_WORK REQUEST_: Starting at the top of the listing below, copy each line exactly, stopping after the line that contains "16 | 34 s |".

::::::::
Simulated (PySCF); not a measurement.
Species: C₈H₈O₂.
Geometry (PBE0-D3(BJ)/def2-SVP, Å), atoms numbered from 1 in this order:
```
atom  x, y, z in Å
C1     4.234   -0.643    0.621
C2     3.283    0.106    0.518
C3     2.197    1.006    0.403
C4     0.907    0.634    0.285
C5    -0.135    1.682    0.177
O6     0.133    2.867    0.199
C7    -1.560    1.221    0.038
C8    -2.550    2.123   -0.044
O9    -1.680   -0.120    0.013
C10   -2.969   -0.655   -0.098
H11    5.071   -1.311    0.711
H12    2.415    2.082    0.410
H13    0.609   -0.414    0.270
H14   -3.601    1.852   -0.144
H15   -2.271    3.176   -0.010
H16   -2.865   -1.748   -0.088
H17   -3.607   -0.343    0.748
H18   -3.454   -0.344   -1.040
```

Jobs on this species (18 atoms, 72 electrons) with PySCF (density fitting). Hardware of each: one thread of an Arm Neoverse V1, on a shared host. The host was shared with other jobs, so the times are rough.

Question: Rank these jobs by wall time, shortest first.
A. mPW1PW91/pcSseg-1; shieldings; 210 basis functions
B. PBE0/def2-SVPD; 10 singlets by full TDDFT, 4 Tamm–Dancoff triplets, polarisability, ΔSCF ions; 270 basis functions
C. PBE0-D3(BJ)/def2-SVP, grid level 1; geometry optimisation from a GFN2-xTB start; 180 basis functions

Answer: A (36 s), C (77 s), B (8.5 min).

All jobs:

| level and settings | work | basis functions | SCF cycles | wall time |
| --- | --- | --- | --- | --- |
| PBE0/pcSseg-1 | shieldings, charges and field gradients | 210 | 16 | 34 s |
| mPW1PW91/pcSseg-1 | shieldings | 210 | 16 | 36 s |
::::::::

_EXERCISE RESPONSE_:
Simulated (PySCF); not a measurement.
Species: C₈H₈O₂.
Geometry (PBE0-D3(BJ)/def2-SVP, Å), atoms numbered from 1 in this order:
```
atom  x, y, z in Å
C1     4.234   -0.643    0.621
C2     3.283    0.106    0.518
C3     2.197    1.006    0.403
C4     0.907    0.634    0.285
C5    -0.135    1.682    0.177
O6     0.133    2.867    0.199
C7    -1.560    1.221    0.038
C8    -2.550    2.123   -0.044
O9    -1.680   -0.120    0.013
C10   -2.969   -0.655   -0.098
H11    5.071   -1.311    0.711
H12    2.415    2.082    0.410
H13    0.609   -0.414    0.270
H14   -3.601    1.852   -0.144
H15   -2.271    3.176   -0.010
H16   -2.865   -1.748   -0.088
H17   -3.607   -0.343    0.748
H18   -3.454   -0.344   -1.040
```

Jobs on this species (18 atoms, 72 electrons) with PySCF (density fitting). Hardware of each: one thread of an Arm Neoverse V1, on a shared host. The host was shared with other jobs, so the times are rough.

Question: Rank these jobs by wall time, shortest first.
A. mPW1PW91/pcSseg-1; shieldings; 210 basis functions
B. PBE0/def2-SVPD; 10 singlets by full TDDFT, 4 Tamm–Dancoff triplets, polarisability, ΔSCF ions; 270 basis functions
C. PBE0-D3(BJ)/def2-SVP, grid level 1; geometry optimisation from a GFN2-xTB start; 180 basis functions

Answer: A (36 s), C (77 s), B (8.5 min).

All jobs:

| level and settings | work | basis functions | SCF cycles | wall time |
| --- | --- | --- | --- | --- |
| PBE0/pcSseg-1 | shieldings, charges and field gradients | 210 | 16 | 34 s |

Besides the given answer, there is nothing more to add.